▸ Given entries
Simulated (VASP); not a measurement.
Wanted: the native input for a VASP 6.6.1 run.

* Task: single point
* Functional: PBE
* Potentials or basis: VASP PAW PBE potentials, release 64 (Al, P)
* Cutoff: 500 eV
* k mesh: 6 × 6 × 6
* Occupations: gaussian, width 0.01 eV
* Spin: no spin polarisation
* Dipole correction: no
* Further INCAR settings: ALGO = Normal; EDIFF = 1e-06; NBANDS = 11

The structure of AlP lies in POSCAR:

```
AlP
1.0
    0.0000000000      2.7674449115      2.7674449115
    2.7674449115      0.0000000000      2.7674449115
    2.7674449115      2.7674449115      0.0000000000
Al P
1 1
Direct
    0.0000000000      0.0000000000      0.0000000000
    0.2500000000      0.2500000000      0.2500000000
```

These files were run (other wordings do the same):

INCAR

▸ Brief
Only the lines from the beginning of the data above through the line containing "width 0.01 eV" should be repeated, exactly as they appear.

▸ Task output
Simulated (VASP); not a measurement.
Wanted: the native input for a VASP 6.6.1 run.

* Task: single point
* Functional: PBE
* Potentials or basis: VASP PAW PBE potentials, release 64 (Al, P)
* Cutoff: 500 eV
* k mesh: 6 × 6 × 6
* Occupations: gaussian, width 0.01 eV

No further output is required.